====

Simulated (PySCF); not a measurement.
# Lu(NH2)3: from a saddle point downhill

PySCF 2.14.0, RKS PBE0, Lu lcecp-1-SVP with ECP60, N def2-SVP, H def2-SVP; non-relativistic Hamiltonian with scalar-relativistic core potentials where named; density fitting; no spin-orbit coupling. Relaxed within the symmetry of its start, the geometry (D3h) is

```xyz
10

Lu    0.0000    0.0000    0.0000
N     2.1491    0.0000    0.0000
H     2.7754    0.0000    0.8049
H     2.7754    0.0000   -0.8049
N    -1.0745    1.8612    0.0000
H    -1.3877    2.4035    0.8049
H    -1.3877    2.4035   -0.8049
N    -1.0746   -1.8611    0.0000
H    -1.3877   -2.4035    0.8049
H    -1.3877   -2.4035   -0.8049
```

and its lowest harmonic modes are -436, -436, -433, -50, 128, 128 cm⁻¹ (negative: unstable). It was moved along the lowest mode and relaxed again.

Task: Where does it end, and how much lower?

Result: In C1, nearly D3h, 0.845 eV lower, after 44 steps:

====

WORK INSTRUCTION | Copy the records above exactly, leaving nothing out.

EXERCISE RESULT |
Simulated (PySCF); not a measurement.
# Lu(NH2)3: from a saddle point downhill

PySCF 2.14.0, RKS PBE0, Lu lcecp-1-SVP with ECP60, N def2-SVP, H def2-SVP; non-relativistic Hamiltonian with scalar-relativistic core potentials where named; density fitting; no spin-orbit coupling. Relaxed within the symmetry of its start, the geometry (D3h) is

```xyz
10

Lu    0.0000    0.0000    0.0000
N     2.1491    0.0000    0.0000
H     2.7754    0.0000    0.8049
H     2.7754    0.0000   -0.8049
N    -1.0745    1.8612    0.0000
H    -1.3877    2.4035    0.8049
H    -1.3877    2.4035   -0.8049
N    -1.0746   -1.8611    0.0000
H    -1.3877   -2.4035    0.8049
H    -1.3877   -2.4035   -0.8049
```

and its lowest harmonic modes are -436, -436, -433, -50, 128, 128 cm⁻¹ (negative: unstable). It was moved along the lowest mode and relaxed again.

Task: Where does it end, and how much lower?

Result: In C1, nearly D3h, 0.845 eV lower, after 44 steps:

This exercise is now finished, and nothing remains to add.